=-=-=

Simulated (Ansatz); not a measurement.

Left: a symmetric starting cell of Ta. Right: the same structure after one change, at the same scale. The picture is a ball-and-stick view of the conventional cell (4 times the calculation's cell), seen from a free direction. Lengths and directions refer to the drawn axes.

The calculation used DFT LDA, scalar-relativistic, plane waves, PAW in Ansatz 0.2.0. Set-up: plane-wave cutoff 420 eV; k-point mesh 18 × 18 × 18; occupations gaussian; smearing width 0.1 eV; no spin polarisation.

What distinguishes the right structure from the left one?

=-=-=

- _ACTIVITY_:
In this exercise, repeat the entries above verbatim.

- _WORKED SOLUTION_:
Simulated (Ansatz); not a measurement.

Left: a symmetric starting cell of Ta. Right: the same structure after one change, at the same scale. The picture is a ball-and-stick view of the conventional cell (4 times the calculation's cell), seen from a free direction. Lengths and directions refer to the drawn axes.

The calculation used DFT LDA, scalar-relativistic, plane waves, PAW in Ansatz 0.2.0. Set-up: plane-wave cutoff 420 eV; k-point mesh 18 × 18 × 18; occupations gaussian; smearing width 0.1 eV; no spin polarisation.

What distinguishes the right structure from the left one?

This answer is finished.